▶ **INFORMATION SUPPLIED**:
-*-*-
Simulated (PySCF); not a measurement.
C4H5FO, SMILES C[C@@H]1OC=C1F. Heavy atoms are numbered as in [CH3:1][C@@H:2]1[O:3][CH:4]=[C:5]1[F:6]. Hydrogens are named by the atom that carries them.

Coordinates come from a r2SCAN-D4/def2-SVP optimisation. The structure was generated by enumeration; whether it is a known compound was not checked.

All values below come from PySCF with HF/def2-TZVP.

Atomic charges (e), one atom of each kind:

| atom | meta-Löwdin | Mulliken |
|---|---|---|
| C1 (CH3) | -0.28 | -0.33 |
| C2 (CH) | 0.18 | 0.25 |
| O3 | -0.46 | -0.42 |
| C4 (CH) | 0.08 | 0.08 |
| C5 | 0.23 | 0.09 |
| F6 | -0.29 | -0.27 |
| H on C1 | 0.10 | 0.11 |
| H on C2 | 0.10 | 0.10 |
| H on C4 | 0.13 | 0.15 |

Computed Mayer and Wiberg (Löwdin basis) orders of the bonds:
-*-*-

▶ **TASK ITEM**: Return, with no change at all, every line in the entries above from the line containing "0.10 | 0.11 |" through the line containing "0.13 | 0.15 |".

▶ **RESULT**:
| H on C1 | 0.10 | 0.11 |
| H on C2 | 0.10 | 0.10 |
| H on C4 | 0.13 | 0.15 |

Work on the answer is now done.